Please return the lines of the data below, word for word, from the first line through the line containing "eV | 1.11 | (b) |".

### EXERCISE DATA

★ ★ ★ ★ ★ ★ ★

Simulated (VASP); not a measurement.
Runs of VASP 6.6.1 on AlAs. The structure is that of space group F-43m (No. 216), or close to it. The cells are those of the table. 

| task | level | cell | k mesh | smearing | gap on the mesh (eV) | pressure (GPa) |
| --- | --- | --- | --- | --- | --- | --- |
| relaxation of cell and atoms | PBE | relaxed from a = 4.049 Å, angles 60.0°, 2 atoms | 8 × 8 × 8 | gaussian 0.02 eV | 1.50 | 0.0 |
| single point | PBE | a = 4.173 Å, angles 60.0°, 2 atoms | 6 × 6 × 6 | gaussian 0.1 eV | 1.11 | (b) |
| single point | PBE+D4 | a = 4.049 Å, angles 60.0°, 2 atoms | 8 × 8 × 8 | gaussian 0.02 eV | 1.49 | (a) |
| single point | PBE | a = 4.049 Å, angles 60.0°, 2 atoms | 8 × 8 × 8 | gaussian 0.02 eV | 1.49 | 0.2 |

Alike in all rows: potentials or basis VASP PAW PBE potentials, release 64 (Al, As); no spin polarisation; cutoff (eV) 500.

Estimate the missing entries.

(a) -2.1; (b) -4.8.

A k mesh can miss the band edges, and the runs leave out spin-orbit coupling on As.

★ ★ ★ ★ ★ ★ ★

### WRITTEN ANSWER
Simulated (VASP); not a measurement.
Runs of VASP 6.6.1 on AlAs. The structure is that of space group F-43m (No. 216), or close to it. The cells are those of the table. 

| task | level | cell | k mesh | smearing | gap on the mesh (eV) | pressure (GPa) |
| --- | --- | --- | --- | --- | --- | --- |
| relaxation of cell and atoms | PBE | relaxed from a = 4.049 Å, angles 60.0°, 2 atoms | 8 × 8 × 8 | gaussian 0.02 eV | 1.50 | 0.0 |
| single point | PBE | a = 4.173 Å, angles 60.0°, 2 atoms | 6 × 6 × 6 | gaussian 0.1 eV | 1.11 | (b) |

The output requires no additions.